■ **WORK INSTRUCTION**:
Print the first line of the material below and each line after it, exactly as written, ending with the line that contains "Problem. Molar mass and exact mass?".

■ **INFORMATION GIVEN**:
= = = = =

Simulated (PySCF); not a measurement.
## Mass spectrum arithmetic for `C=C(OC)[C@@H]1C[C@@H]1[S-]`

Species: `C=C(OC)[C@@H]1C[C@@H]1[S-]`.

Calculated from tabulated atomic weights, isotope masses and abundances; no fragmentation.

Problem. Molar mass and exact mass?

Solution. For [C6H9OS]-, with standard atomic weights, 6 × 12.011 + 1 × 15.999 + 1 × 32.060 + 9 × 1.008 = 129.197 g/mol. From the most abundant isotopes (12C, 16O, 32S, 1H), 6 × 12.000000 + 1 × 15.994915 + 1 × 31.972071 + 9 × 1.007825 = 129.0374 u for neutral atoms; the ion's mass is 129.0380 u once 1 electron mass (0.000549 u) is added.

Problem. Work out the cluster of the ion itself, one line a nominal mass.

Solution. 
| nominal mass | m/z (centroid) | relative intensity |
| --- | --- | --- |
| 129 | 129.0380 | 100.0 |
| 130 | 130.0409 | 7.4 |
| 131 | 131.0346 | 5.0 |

= = = = =

■ **EXERCISE SOLUTION**:
Simulated (PySCF); not a measurement.
## Mass spectrum arithmetic for `C=C(OC)[C@@H]1C[C@@H]1[S-]`

Species: `C=C(OC)[C@@H]1C[C@@H]1[S-]`.

Calculated from tabulated atomic weights, isotope masses and abundances; no fragmentation.

Problem. Molar mass and exact mass?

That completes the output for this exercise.